Data to examine section start
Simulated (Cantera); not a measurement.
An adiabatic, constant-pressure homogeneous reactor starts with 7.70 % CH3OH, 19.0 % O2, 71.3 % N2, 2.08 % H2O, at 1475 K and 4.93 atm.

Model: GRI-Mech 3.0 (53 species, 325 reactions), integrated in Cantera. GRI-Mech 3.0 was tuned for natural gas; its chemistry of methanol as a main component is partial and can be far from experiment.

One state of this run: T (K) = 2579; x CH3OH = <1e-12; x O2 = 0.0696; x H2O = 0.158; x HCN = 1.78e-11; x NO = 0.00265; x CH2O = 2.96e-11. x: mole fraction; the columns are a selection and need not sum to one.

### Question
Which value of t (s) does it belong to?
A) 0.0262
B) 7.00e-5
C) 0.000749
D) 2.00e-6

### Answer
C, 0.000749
Data to examine section end

Work item –
Where the listing above reaches the line that contains "An adiabatic, constant-pressure", start retyping, and finish with the line that contains "### Question"; reproduce those lines exactly and no others.

Exercise solution –
An adiabatic, constant-pressure homogeneous reactor starts with 7.70 % CH3OH, 19.0 % O2, 71.3 % N2, 2.08 % H2O, at 1475 K and 4.93 atm.

Model: GRI-Mech 3.0 (53 species, 325 reactions), integrated in Cantera. GRI-Mech 3.0 was tuned for natural gas; its chemistry of methanol as a main component is partial and can be far from experiment.

One state of this run: T (K) = 2579; x CH3OH = <1e-12; x O2 = 0.0696; x H2O = 0.158; x HCN = 1.78e-11; x NO = 0.00265; x CH2O = 2.96e-11. x: mole fraction; the columns are a selection and need not sum to one.

### Question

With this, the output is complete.